§ **Work order**
Each line from the start of the records through the line containing "The runs shown" is to be transcribed exactly, and no other line is to be included.

═════ Source information

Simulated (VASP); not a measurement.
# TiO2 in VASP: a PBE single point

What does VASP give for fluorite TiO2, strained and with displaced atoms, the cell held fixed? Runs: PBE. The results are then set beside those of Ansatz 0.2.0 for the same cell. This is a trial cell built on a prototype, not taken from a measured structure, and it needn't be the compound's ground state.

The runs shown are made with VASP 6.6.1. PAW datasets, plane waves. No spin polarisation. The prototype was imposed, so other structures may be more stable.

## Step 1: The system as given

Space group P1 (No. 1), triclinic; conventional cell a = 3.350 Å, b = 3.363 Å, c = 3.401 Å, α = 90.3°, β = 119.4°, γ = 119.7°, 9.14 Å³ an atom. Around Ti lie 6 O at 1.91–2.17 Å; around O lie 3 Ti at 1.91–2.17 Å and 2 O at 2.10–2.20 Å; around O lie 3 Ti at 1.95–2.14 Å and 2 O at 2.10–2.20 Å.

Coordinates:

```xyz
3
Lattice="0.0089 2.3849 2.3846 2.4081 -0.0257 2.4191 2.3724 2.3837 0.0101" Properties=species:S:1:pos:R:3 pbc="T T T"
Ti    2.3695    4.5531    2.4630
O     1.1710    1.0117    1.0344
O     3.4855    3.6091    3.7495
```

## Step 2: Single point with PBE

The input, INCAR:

══════════

§ **Result**
Simulated (VASP); not a measurement.
# TiO2 in VASP: a PBE single point

What does VASP give for fluorite TiO2, strained and with displaced atoms, the cell held fixed? Runs: PBE. The results are then set beside those of Ansatz 0.2.0 for the same cell. This is a trial cell built on a prototype, not taken from a measured structure, and it needn't be the compound's ground state.

The runs shown are made with VASP 6.6.1. PAW datasets, plane waves. No spin polarisation. The prototype was imposed, so other structures may be more stable.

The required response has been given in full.